+++++

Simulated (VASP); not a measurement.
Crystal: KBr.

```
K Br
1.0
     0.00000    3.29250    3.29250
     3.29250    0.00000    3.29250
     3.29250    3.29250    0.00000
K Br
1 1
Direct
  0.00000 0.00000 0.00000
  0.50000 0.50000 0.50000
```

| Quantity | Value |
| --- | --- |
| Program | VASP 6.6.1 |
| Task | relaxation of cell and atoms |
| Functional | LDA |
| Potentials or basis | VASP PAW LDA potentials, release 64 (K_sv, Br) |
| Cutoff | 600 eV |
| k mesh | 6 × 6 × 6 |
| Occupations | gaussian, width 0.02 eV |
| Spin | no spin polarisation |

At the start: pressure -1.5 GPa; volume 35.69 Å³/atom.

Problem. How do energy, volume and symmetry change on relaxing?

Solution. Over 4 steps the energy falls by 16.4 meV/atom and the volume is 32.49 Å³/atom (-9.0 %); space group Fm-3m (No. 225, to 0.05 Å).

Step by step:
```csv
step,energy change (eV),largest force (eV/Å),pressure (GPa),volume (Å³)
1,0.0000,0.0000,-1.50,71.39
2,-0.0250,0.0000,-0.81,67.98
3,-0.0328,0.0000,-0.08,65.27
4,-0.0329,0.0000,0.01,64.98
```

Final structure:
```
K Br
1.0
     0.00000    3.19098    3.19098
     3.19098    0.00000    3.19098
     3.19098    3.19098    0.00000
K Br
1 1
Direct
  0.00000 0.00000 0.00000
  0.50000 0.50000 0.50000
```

+++++

**Activity**. Every entry must come back exactly as written above.

**Reply**.
Simulated (VASP); not a measurement.
Crystal: KBr.

```
K Br
1.0
     0.00000    3.29250    3.29250
     3.29250    0.00000    3.29250
     3.29250    3.29250    0.00000
K Br
1 1
Direct
  0.00000 0.00000 0.00000
  0.50000 0.50000 0.50000
```

| Quantity | Value |
| --- | --- |
| Program | VASP 6.6.1 |
| Task | relaxation of cell and atoms |
| Functional | LDA |
| Potentials or basis | VASP PAW LDA potentials, release 64 (K_sv, Br) |
| Cutoff | 600 eV |
| k mesh | 6 × 6 × 6 |
| Occupations | gaussian, width 0.02 eV |
| Spin | no spin polarisation |

At the start: pressure -1.5 GPa; volume 35.69 Å³/atom.

Problem. How do energy, volume and symmetry change on relaxing?

Solution. Over 4 steps the energy falls by 16.4 meV/atom and the volume is 32.49 Å³/atom (-9.0 %); space group Fm-3m (No. 225, to 0.05 Å).

Step by step:
```csv
step,energy change (eV),largest force (eV/Å),pressure (GPa),volume (Å³)
1,0.0000,0.0000,-1.50,71.39
2,-0.0250,0.0000,-0.81,67.98
3,-0.0328,0.0000,-0.08,65.27
4,-0.0329,0.0000,0.01,64.98
```

Final structure:
```
K Br
1.0
     0.00000    3.19098    3.19098
     3.19098    0.00000    3.19098
     3.19098    3.19098    0.00000
K Br
1 1
Direct
  0.00000 0.00000 0.00000
  0.50000 0.50000 0.50000
```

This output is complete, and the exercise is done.